### [Work task]
Could you return the lines below exactly, from the first line up to and including the line that holds "Temperature and zero-point"?

### [Material shown]
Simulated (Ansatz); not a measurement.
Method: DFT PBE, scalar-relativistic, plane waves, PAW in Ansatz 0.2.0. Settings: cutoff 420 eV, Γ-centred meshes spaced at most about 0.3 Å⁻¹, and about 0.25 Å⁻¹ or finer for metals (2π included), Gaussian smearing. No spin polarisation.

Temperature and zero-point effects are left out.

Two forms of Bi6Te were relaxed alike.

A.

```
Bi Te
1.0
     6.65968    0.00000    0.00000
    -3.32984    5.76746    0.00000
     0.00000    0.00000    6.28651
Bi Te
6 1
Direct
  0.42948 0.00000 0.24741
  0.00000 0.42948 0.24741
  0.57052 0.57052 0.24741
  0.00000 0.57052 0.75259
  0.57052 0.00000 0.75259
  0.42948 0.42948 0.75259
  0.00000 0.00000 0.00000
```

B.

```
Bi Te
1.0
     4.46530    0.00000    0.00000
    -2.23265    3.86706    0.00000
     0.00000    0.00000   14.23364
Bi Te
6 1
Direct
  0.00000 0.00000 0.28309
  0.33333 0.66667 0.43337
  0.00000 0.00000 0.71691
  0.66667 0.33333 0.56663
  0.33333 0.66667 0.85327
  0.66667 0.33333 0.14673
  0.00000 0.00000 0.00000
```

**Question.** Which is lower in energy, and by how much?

### [Written reply]
Simulated (Ansatz); not a measurement.
Method: DFT PBE, scalar-relativistic, plane waves, PAW in Ansatz 0.2.0. Settings: cutoff 420 eV, Γ-centred meshes spaced at most about 0.3 Å⁻¹, and about 0.25 Å⁻¹ or finer for metals (2π included), Gaussian smearing. No spin polarisation.

Temperature and zero-point effects are left out.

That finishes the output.